Work instruction:
Below are records; please set down exactly the lines from the first through the one containing "Each level is".

───
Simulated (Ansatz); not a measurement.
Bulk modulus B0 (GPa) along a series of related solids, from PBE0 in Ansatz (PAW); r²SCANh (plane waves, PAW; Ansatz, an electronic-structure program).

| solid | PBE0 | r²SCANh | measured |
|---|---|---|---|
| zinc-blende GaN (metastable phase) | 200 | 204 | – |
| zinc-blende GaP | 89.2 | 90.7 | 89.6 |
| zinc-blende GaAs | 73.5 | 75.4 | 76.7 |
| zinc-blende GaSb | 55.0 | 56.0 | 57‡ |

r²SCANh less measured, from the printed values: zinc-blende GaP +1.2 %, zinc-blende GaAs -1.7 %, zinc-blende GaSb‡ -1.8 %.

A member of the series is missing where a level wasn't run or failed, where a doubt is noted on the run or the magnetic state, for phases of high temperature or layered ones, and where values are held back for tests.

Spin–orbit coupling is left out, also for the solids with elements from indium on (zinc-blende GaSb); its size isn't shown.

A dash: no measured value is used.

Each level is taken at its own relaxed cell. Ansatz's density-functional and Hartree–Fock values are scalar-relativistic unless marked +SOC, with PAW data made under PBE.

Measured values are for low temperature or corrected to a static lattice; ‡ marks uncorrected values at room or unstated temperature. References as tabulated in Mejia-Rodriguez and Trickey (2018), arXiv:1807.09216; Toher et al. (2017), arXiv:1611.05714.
───

Task output:
Simulated (Ansatz); not a measurement.
Bulk modulus B0 (GPa) along a series of related solids, from PBE0 in Ansatz (PAW); r²SCANh (plane waves, PAW; Ansatz, an electronic-structure program).

| solid | PBE0 | r²SCANh | measured |
|---|---|---|---|
| zinc-blende GaN (metastable phase) | 200 | 204 | – |
| zinc-blende GaP | 89.2 | 90.7 | 89.6 |
| zinc-blende GaAs | 73.5 | 75.4 | 76.7 |
| zinc-blende GaSb | 55.0 | 56.0 | 57‡ |

r²SCANh less measured, from the printed values: zinc-blende GaP +1.2 %, zinc-blende GaAs -1.7 %, zinc-blende GaSb‡ -1.8 %.

A member of the series is missing where a level wasn't run or failed, where a doubt is noted on the run or the magnetic state, for phases of high temperature or layered ones, and where values are held back for tests.

Spin–orbit coupling is left out, also for the solids with elements from indium on (zinc-blende GaSb); its size isn't shown.

A dash: no measured value is used.

Each level is taken at its own relaxed cell. Ansatz's density-functional and Hartree–Fock values are scalar-relativistic unless marked +SOC, with PAW data made under PBE.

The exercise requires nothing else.